▸ **Work task**: The records below should be copied in full, exactly as shown.

▸ **Extracted records**:
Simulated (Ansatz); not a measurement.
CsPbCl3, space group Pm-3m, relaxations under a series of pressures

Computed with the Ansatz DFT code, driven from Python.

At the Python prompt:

▸ **Exercise answer**:
Simulated (Ansatz); not a measurement.
CsPbCl3, space group Pm-3m, relaxations under a series of pressures

Computed with the Ansatz DFT code, driven from Python.

At the Python prompt:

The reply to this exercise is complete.